▶ [Exercise] Each line below is to be copied exactly as it appears.

**** Raw data
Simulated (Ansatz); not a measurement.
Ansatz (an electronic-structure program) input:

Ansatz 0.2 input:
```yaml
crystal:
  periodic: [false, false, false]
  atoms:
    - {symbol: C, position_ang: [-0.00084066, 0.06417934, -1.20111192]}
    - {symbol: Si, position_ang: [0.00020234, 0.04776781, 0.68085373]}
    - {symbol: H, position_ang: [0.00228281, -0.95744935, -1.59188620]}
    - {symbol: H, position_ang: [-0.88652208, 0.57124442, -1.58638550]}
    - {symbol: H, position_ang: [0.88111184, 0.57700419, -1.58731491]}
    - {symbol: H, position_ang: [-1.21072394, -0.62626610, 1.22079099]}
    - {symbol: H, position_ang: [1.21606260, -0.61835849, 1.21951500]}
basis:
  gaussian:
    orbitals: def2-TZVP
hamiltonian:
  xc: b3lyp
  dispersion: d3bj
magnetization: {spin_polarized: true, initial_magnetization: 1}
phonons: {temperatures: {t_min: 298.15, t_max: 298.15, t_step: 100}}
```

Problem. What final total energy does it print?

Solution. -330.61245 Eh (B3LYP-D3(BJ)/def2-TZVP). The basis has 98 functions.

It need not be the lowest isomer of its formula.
********

▶ [Written answer]
Simulated (Ansatz); not a measurement.
Ansatz (an electronic-structure program) input:

Ansatz 0.2 input:
```yaml
crystal:
  periodic: [false, false, false]
  atoms:
    - {symbol: C, position_ang: [-0.00084066, 0.06417934, -1.20111192]}
    - {symbol: Si, position_ang: [0.00020234, 0.04776781, 0.68085373]}
    - {symbol: H, position_ang: [0.00228281, -0.95744935, -1.59188620]}
    - {symbol: H, position_ang: [-0.88652208, 0.57124442, -1.58638550]}
    - {symbol: H, position_ang: [0.88111184, 0.57700419, -1.58731491]}
    - {symbol: H, position_ang: [-1.21072394, -0.62626610, 1.22079099]}
    - {symbol: H, position_ang: [1.21606260, -0.61835849, 1.21951500]}
basis:
  gaussian:
    orbitals: def2-TZVP
hamiltonian:
  xc: b3lyp
  dispersion: d3bj
magnetization: {spin_polarized: true, initial_magnetization: 1}
phonons: {temperatures: {t_min: 298.15, t_max: 298.15, t_step: 100}}
```

Problem. What final total energy does it print?

Solution. -330.61245 Eh (B3LYP-D3(BJ)/def2-TZVP). The basis has 98 functions.

It need not be the lowest isomer of its formula.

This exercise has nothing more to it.